****************************************

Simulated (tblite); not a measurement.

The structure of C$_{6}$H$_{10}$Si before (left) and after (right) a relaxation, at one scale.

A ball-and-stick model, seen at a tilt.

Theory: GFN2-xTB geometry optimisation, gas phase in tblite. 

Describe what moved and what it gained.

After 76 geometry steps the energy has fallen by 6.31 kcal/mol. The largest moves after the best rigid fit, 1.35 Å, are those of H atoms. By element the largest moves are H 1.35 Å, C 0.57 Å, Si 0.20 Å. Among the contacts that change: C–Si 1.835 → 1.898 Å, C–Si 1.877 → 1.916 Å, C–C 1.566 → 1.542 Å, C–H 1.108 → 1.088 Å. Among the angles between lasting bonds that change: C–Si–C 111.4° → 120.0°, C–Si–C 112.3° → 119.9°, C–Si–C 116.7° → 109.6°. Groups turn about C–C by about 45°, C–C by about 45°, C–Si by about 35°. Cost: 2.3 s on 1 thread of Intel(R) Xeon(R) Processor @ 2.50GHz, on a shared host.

****************************************

◆ **Assignment**: Give the exact lines, and only those, from the line containing "A ball-and-stick model, seen at a tilt." through the line containing "Describe what moved and what it gained." in the entries above.

◆ **Answer section**:
A ball-and-stick model, seen at a tilt.

Theory: GFN2-xTB geometry optimisation, gas phase in tblite. 

Describe what moved and what it gained.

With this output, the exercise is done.